WORK ITEM: Write out, unaltered, each line from the top of the records below down to the line where "Simulation results for AlH₂O₂" appears, that line included.

========
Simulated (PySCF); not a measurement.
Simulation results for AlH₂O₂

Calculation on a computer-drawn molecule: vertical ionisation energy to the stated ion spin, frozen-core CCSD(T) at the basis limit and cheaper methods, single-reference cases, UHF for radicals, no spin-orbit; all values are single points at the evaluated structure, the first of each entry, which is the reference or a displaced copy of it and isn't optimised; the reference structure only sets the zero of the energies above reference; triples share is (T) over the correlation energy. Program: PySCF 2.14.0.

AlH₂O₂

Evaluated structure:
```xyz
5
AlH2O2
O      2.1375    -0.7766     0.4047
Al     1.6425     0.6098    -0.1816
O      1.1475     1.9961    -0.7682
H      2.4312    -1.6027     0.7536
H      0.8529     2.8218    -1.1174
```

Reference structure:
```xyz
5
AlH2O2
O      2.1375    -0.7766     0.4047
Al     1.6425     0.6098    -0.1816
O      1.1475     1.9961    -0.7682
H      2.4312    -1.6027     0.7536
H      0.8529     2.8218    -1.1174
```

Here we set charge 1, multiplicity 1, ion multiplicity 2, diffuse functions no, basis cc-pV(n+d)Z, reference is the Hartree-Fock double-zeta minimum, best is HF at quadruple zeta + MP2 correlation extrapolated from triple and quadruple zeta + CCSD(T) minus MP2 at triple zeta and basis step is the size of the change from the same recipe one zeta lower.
========

ANSWER SPACE:
Simulated (PySCF); not a measurement.
Simulation results for AlH₂O₂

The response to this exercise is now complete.